> [Work item]:
For each line of the material below, give that line again word for word.

%%

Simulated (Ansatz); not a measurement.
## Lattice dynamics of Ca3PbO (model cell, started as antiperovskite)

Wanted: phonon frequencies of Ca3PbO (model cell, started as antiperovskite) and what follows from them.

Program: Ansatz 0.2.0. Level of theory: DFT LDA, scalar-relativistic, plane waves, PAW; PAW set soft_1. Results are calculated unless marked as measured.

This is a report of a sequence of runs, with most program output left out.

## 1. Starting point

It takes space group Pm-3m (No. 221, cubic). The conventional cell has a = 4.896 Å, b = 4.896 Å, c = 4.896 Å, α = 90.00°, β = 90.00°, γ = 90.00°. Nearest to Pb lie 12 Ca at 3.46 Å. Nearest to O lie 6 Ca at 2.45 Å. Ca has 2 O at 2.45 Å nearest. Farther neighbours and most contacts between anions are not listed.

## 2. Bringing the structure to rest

%%

> [Exercise response]:
Simulated (Ansatz); not a measurement.
## Lattice dynamics of Ca3PbO (model cell, started as antiperovskite)

Wanted: phonon frequencies of Ca3PbO (model cell, started as antiperovskite) and what follows from them.

Program: Ansatz 0.2.0. Level of theory: DFT LDA, scalar-relativistic, plane waves, PAW; PAW set soft_1. Results are calculated unless marked as measured.

This is a report of a sequence of runs, with most program output left out.

## 1. Starting point

It takes space group Pm-3m (No. 221, cubic). The conventional cell has a = 4.896 Å, b = 4.896 Å, c = 4.896 Å, α = 90.00°, β = 90.00°, γ = 90.00°. Nearest to Pb lie 12 Ca at 3.46 Å. Nearest to O lie 6 Ca at 2.45 Å. Ca has 2 O at 2.45 Å nearest. Farther neighbours and most contacts between anions are not listed.

## 2. Bringing the structure to rest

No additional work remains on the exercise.